==============================

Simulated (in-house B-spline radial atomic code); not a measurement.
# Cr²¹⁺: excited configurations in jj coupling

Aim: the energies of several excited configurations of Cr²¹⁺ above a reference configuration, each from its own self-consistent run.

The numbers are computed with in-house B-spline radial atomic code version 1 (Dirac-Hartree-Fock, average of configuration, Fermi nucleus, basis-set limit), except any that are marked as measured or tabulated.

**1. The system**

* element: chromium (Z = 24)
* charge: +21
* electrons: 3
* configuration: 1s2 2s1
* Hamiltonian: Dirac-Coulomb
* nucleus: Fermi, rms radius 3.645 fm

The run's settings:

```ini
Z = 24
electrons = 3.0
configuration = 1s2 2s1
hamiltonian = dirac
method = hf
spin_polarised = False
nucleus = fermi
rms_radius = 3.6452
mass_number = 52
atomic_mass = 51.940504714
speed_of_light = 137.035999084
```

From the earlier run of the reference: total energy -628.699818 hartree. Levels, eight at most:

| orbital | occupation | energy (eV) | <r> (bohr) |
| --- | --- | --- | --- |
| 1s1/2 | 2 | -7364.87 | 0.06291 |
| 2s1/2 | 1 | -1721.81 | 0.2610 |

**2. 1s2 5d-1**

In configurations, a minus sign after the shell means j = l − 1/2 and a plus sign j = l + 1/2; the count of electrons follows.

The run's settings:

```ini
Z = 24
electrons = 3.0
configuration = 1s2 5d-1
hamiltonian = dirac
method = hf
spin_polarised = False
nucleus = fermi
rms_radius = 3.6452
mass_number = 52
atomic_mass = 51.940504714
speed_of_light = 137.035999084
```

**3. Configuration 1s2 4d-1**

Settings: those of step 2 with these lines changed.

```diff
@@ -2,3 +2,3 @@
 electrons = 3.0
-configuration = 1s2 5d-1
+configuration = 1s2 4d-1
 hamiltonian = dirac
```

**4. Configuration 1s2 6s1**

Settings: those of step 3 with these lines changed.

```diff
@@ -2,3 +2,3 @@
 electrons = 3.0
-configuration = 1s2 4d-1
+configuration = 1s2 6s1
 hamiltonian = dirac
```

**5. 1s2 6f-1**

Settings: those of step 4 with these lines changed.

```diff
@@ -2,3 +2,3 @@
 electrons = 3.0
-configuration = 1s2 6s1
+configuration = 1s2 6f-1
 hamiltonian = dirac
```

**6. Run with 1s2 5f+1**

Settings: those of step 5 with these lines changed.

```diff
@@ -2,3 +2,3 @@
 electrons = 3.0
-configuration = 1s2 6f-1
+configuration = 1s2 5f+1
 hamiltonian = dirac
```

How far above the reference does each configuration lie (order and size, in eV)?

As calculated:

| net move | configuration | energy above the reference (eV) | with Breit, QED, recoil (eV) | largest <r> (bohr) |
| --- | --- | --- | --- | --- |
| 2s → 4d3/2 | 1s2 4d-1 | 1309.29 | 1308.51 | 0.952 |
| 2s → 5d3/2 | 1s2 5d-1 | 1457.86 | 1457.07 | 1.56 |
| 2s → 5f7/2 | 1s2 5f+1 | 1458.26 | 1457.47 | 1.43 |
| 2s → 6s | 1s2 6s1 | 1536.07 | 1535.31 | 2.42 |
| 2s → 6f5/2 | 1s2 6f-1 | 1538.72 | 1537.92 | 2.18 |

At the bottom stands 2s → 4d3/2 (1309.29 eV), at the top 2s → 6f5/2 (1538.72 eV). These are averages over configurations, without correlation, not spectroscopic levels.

==============================

Work request :: Please write out, exactly as they appear above, only the lines in the stretch from the line with "largest <r> (bohr) |" through the line with "1457.07 | 1.56 |".

Task output ::
| net move | configuration | energy above the reference (eV) | with Breit, QED, recoil (eV) | largest <r> (bohr) |
| --- | --- | --- | --- | --- |
| 2s → 4d3/2 | 1s2 4d-1 | 1309.29 | 1308.51 | 0.952 |
| 2s → 5d3/2 | 1s2 5d-1 | 1457.86 | 1457.07 | 1.56 |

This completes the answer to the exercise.